→ **Provided data**:
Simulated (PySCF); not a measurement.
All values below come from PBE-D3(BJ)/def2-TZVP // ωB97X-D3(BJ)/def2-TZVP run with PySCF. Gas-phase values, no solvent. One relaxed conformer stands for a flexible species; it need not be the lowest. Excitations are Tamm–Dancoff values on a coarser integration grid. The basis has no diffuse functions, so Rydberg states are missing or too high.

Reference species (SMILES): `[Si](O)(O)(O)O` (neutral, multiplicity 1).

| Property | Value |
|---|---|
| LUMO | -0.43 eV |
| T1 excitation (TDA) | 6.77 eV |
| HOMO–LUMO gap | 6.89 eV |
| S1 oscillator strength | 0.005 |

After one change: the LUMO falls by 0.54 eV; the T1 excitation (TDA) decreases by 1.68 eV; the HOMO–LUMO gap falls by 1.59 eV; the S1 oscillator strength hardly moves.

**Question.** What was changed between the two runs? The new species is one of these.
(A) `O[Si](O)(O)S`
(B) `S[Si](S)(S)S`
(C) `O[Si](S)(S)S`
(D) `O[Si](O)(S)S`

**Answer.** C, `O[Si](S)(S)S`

→ **Work instruction**: From the records above, copy out the line with "LUMO | -0.43 eV |", the line with "strength | 0.005 |", and every line between them, word for word.

→ **Exercise response**:
| LUMO | -0.43 eV |
| T1 excitation (TDA) | 6.77 eV |
| HOMO–LUMO gap | 6.89 eV |
| S1 oscillator strength | 0.005 |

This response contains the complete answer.